**Assigned task**
Please retype the material beneath this task exactly, starting with its first line and finishing with the line containing "Change from the".

**Data supplied**
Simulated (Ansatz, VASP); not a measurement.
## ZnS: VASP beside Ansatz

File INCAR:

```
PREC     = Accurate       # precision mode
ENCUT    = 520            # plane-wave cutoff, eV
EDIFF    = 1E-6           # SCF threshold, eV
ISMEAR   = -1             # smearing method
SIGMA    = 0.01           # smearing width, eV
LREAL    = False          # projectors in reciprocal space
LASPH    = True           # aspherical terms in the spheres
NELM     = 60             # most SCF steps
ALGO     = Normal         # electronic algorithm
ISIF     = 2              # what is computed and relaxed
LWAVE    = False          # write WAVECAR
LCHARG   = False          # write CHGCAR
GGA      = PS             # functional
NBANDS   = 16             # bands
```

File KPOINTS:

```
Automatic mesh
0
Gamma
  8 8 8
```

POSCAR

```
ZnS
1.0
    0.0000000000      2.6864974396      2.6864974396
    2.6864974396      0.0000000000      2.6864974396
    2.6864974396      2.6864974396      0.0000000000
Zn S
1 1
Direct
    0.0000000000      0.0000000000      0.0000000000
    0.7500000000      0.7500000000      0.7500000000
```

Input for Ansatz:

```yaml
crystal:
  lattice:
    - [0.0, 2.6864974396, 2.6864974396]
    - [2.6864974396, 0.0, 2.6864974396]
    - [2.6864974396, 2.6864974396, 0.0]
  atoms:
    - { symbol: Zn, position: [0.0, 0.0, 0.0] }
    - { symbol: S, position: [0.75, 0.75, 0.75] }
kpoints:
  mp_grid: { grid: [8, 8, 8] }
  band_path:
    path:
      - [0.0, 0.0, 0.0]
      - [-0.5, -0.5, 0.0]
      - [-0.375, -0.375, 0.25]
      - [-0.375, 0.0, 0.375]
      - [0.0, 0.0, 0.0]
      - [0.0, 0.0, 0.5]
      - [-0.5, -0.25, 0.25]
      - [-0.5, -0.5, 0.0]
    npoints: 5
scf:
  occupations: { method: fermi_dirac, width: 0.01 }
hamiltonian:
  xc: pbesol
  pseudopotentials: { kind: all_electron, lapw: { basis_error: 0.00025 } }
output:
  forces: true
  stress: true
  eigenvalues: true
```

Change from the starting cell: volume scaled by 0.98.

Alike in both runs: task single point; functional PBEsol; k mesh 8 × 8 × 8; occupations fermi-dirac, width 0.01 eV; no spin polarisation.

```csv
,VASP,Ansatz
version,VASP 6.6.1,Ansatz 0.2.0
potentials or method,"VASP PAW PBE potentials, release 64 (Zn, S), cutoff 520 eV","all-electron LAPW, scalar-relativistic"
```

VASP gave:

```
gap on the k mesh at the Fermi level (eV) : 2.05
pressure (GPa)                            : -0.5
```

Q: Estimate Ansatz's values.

**Answer area**
Simulated (Ansatz, VASP); not a measurement.
## ZnS: VASP beside Ansatz

File INCAR:

```
PREC     = Accurate       # precision mode
ENCUT    = 520            # plane-wave cutoff, eV
EDIFF    = 1E-6           # SCF threshold, eV
ISMEAR   = -1             # smearing method
SIGMA    = 0.01           # smearing width, eV
LREAL    = False          # projectors in reciprocal space
LASPH    = True           # aspherical terms in the spheres
NELM     = 60             # most SCF steps
ALGO     = Normal         # electronic algorithm
ISIF     = 2              # what is computed and relaxed
LWAVE    = False          # write WAVECAR
LCHARG   = False          # write CHGCAR
GGA      = PS             # functional
NBANDS   = 16             # bands
```

File KPOINTS:

```
Automatic mesh
0
Gamma
  8 8 8
```

POSCAR

```
ZnS
1.0
    0.0000000000      2.6864974396      2.6864974396
    2.6864974396      0.0000000000      2.6864974396
    2.6864974396      2.6864974396      0.0000000000
Zn S
1 1
Direct
    0.0000000000      0.0000000000      0.0000000000
    0.7500000000      0.7500000000      0.7500000000
```

Input for Ansatz:

```yaml
crystal:
  lattice:
    - [0.0, 2.6864974396, 2.6864974396]
    - [2.6864974396, 0.0, 2.6864974396]
    - [2.6864974396, 2.6864974396, 0.0]
  atoms:
    - { symbol: Zn, position: [0.0, 0.0, 0.0] }
    - { symbol: S, position: [0.75, 0.75, 0.75] }
kpoints:
  mp_grid: { grid: [8, 8, 8] }
  band_path:
    path:
      - [0.0, 0.0, 0.0]
      - [-0.5, -0.5, 0.0]
      - [-0.375, -0.375, 0.25]
      - [-0.375, 0.0, 0.375]
      - [0.0, 0.0, 0.0]
      - [0.0, 0.0, 0.5]
      - [-0.5, -0.25, 0.25]
      - [-0.5, -0.5, 0.0]
    npoints: 5
scf:
  occupations: { method: fermi_dirac, width: 0.01 }
hamiltonian:
  xc: pbesol
  pseudopotentials: { kind: all_electron, lapw: { basis_error: 0.00025 } }
output:
  forces: true
  stress: true
  eigenvalues: true
```

Change from the starting cell: volume scaled by 0.98.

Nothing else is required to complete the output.